*Exercise data*.
[Start of Attachment]

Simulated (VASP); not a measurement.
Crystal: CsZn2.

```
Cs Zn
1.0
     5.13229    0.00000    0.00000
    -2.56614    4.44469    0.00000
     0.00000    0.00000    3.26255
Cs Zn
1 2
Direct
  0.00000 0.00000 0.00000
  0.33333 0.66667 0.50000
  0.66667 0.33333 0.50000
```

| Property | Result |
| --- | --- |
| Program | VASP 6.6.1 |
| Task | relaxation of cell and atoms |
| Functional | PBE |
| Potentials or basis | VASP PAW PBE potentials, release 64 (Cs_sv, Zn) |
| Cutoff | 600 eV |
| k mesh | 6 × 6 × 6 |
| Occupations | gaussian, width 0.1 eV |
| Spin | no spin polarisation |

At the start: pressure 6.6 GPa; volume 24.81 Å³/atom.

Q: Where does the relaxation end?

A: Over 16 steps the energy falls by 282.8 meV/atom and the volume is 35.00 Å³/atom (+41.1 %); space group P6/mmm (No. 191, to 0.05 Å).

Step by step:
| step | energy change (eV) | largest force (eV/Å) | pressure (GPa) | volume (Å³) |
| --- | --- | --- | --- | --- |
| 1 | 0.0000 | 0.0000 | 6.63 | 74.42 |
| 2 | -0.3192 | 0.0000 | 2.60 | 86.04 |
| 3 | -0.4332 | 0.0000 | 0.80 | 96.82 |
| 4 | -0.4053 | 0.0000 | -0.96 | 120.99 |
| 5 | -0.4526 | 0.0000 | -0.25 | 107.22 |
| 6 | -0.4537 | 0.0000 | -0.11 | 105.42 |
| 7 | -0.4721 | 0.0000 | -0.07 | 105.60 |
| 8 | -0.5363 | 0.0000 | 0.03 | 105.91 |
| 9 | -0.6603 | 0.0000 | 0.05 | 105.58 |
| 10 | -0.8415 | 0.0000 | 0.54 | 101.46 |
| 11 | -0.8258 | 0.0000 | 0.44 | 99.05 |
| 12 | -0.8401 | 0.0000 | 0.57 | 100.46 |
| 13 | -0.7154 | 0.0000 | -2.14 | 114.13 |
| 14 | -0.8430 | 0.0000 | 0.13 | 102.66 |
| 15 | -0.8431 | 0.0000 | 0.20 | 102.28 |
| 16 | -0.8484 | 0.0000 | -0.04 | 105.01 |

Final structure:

[End of Attachment]

Look above for the line containing "0.54 | 101.46 |". Output from there through the line containing "-0.04 | 105.01 |", exactly and inclusively.

*Answer area*.
| 10 | -0.8415 | 0.0000 | 0.54 | 101.46 |
| 11 | -0.8258 | 0.0000 | 0.44 | 99.05 |
| 12 | -0.8401 | 0.0000 | 0.57 | 100.46 |
| 13 | -0.7154 | 0.0000 | -2.14 | 114.13 |
| 14 | -0.8430 | 0.0000 | 0.13 | 102.66 |
| 15 | -0.8431 | 0.0000 | 0.20 | 102.28 |
| 16 | -0.8484 | 0.0000 | -0.04 | 105.01 |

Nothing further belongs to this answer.